--- Entries provided Enclosed Below ---
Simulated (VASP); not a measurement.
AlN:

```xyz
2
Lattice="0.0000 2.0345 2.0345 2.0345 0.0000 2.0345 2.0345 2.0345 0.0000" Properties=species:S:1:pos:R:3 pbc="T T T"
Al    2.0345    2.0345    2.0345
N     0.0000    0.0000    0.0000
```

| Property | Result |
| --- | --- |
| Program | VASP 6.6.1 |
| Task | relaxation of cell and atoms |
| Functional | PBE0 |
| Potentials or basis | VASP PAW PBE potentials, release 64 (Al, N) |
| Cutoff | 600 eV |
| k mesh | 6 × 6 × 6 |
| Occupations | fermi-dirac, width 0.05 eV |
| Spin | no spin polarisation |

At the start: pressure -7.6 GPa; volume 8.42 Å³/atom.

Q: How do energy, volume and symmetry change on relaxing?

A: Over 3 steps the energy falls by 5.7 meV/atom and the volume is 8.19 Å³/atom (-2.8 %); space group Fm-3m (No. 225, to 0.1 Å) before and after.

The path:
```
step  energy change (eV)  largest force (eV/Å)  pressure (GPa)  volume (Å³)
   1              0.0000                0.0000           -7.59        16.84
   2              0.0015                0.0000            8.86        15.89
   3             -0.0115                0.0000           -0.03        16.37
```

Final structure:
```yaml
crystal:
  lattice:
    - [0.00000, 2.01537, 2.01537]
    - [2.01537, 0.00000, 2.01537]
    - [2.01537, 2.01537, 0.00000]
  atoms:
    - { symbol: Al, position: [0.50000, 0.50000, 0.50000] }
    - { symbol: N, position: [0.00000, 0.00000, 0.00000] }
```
--- End of Enclosed Entries provided ---

- **Task item**:
Transcribe the listing above line for line, from the first line to the line containing "Q: How do energy, volume", inclusive, with no other lines.

- **Written solution**:
Simulated (VASP); not a measurement.
AlN:

```xyz
2
Lattice="0.0000 2.0345 2.0345 2.0345 0.0000 2.0345 2.0345 2.0345 0.0000" Properties=species:S:1:pos:R:3 pbc="T T T"
Al    2.0345    2.0345    2.0345
N     0.0000    0.0000    0.0000
```

| Property | Result |
| --- | --- |
| Program | VASP 6.6.1 |
| Task | relaxation of cell and atoms |
| Functional | PBE0 |
| Potentials or basis | VASP PAW PBE potentials, release 64 (Al, N) |
| Cutoff | 600 eV |
| k mesh | 6 × 6 × 6 |
| Occupations | fermi-dirac, width 0.05 eV |
| Spin | no spin polarisation |

At the start: pressure -7.6 GPa; volume 8.42 Å³/atom.

Q: How do energy, volume and symmetry change on relaxing?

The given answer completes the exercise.